**Required action:** Word for word, retype the first line of the records and every following line through the one containing "Solution. 0.026 eV/Å.".

**Information shown:**
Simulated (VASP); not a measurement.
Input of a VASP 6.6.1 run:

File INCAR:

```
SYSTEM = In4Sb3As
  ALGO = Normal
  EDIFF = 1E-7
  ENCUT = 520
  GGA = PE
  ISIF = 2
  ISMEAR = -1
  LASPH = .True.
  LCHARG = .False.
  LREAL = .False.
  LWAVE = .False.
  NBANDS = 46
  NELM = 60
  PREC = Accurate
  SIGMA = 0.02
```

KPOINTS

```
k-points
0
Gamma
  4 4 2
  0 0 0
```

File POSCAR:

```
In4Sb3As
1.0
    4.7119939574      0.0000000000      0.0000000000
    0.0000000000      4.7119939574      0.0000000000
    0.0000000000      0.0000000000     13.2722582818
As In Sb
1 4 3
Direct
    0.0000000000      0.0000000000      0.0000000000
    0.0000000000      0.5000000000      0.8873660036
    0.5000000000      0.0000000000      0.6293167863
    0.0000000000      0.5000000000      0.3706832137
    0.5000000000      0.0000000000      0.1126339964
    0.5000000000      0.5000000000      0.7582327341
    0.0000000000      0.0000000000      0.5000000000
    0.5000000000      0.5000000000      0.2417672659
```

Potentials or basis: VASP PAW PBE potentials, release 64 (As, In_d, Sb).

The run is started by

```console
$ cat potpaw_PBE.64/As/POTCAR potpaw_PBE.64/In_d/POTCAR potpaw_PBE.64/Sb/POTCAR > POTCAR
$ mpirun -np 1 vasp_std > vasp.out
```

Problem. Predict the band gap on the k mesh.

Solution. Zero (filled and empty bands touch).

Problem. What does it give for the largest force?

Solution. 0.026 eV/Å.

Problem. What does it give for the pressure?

**Written reply:**
Simulated (VASP); not a measurement.
Input of a VASP 6.6.1 run:

File INCAR:

```
SYSTEM = In4Sb3As
  ALGO = Normal
  EDIFF = 1E-7
  ENCUT = 520
  GGA = PE
  ISIF = 2
  ISMEAR = -1
  LASPH = .True.
  LCHARG = .False.
  LREAL = .False.
  LWAVE = .False.
  NBANDS = 46
  NELM = 60
  PREC = Accurate
  SIGMA = 0.02
```

KPOINTS

```
k-points
0
Gamma
  4 4 2
  0 0 0
```

File POSCAR:

```
In4Sb3As
1.0
    4.7119939574      0.0000000000      0.0000000000
    0.0000000000      4.7119939574      0.0000000000
    0.0000000000      0.0000000000     13.2722582818
As In Sb
1 4 3
Direct
    0.0000000000      0.0000000000      0.0000000000
    0.0000000000      0.5000000000      0.8873660036
    0.5000000000      0.0000000000      0.6293167863
    0.0000000000      0.5000000000      0.3706832137
    0.5000000000      0.0000000000      0.1126339964
    0.5000000000      0.5000000000      0.7582327341
    0.0000000000      0.0000000000      0.5000000000
    0.5000000000      0.5000000000      0.2417672659
```

Potentials or basis: VASP PAW PBE potentials, release 64 (As, In_d, Sb).

The run is started by

```console
$ cat potpaw_PBE.64/As/POTCAR potpaw_PBE.64/In_d/POTCAR potpaw_PBE.64/Sb/POTCAR > POTCAR
$ mpirun -np 1 vasp_std > vasp.out
```

Problem. Predict the band gap on the k mesh.

Solution. Zero (filled and empty bands touch).

Problem. What does it give for the largest force?

Solution. 0.026 eV/Å.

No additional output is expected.